- [Assignment]: In the data below, find the line containing "Here is an NWChem input.", then set down that line and every later line up to and including the line containing "state | 0.000 |", exactly.

- [Stored data]:
******
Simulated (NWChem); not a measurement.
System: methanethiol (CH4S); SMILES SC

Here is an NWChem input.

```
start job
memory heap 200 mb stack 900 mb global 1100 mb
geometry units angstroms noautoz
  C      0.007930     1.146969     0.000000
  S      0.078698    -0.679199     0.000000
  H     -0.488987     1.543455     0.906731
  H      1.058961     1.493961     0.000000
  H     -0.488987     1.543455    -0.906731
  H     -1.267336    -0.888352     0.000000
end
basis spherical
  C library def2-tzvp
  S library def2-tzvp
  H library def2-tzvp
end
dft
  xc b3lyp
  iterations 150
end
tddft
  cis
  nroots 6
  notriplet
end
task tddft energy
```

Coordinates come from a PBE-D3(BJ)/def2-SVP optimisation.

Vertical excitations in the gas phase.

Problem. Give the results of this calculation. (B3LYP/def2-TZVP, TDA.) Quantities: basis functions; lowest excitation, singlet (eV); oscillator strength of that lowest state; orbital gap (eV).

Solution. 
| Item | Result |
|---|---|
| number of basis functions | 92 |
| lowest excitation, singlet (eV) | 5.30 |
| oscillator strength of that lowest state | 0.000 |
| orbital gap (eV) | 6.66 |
******

- [Exercise response]:
Here is an NWChem input.

```
start job
memory heap 200 mb stack 900 mb global 1100 mb
geometry units angstroms noautoz
  C      0.007930     1.146969     0.000000
  S      0.078698    -0.679199     0.000000
  H     -0.488987     1.543455     0.906731
  H      1.058961     1.493961     0.000000
  H     -0.488987     1.543455    -0.906731
  H     -1.267336    -0.888352     0.000000
end
basis spherical
  C library def2-tzvp
  S library def2-tzvp
  H library def2-tzvp
end
dft
  xc b3lyp
  iterations 150
end
tddft
  cis
  nroots 6
  notriplet
end
task tddft energy
```

Coordinates come from a PBE-D3(BJ)/def2-SVP optimisation.

Vertical excitations in the gas phase.

Problem. Give the results of this calculation. (B3LYP/def2-TZVP, TDA.) Quantities: basis functions; lowest excitation, singlet (eV); oscillator strength of that lowest state; orbital gap (eV).

Solution. 
| Item | Result |
|---|---|
| number of basis functions | 92 |
| lowest excitation, singlet (eV) | 5.30 |
| oscillator strength of that lowest state | 0.000 |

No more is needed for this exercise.